--------------------------------------------------

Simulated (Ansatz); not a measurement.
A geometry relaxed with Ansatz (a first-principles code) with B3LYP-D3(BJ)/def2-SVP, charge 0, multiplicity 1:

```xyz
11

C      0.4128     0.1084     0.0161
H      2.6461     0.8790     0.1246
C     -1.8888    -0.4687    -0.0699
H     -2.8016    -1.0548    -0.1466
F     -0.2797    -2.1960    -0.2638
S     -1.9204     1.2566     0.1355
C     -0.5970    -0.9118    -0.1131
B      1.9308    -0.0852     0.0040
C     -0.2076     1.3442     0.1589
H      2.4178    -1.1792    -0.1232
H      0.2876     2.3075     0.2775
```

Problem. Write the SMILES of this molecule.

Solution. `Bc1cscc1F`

--------------------------------------------------

**Exercise**
Please reproduce exactly the lines above, beginning with the first and ending with the line that contains "Problem. Write the SMILES of this molecule.", and include nothing outside that range.

**Solution**
Simulated (Ansatz); not a measurement.
A geometry relaxed with Ansatz (a first-principles code) with B3LYP-D3(BJ)/def2-SVP, charge 0, multiplicity 1:

```xyz
11

C      0.4128     0.1084     0.0161
H      2.6461     0.8790     0.1246
C     -1.8888    -0.4687    -0.0699
H     -2.8016    -1.0548    -0.1466
F     -0.2797    -2.1960    -0.2638
S     -1.9204     1.2566     0.1355
C     -0.5970    -0.9118    -0.1131
B      1.9308    -0.0852     0.0040
C     -0.2076     1.3442     0.1589
H      2.4178    -1.1792    -0.1232
H      0.2876     2.3075     0.2775
```

Problem. Write the SMILES of this molecule.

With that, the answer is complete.